**Activity:** Return exactly the span of lines in the following data that opens with the line containing "Q: Give the structure as a SMILES string." and closes with the line containing "A: F1/F3: phosphorus-bound". Include nothing else.

____ Recorded data

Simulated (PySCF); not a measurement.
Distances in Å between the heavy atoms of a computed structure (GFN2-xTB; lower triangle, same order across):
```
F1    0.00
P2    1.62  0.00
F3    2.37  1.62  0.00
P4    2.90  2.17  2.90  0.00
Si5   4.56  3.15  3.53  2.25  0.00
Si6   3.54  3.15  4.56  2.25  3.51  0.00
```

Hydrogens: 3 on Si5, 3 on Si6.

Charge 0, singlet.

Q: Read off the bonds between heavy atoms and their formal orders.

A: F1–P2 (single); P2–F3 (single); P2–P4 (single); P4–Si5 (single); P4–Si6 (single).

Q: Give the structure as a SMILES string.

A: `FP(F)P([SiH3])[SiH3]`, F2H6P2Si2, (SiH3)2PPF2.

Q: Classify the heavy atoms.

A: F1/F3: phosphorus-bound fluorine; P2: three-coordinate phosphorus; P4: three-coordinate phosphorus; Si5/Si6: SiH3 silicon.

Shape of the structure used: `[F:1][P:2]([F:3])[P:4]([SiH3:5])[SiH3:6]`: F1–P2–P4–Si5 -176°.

________

**Exercise solution:**
Q: Give the structure as a SMILES string.

A: `FP(F)P([SiH3])[SiH3]`, F2H6P2Si2, (SiH3)2PPF2.

Q: Classify the heavy atoms.

A: F1/F3: phosphorus-bound fluorine; P2: three-coordinate phosphorus; P4: three-coordinate phosphorus; Si5/Si6: SiH3 silicon.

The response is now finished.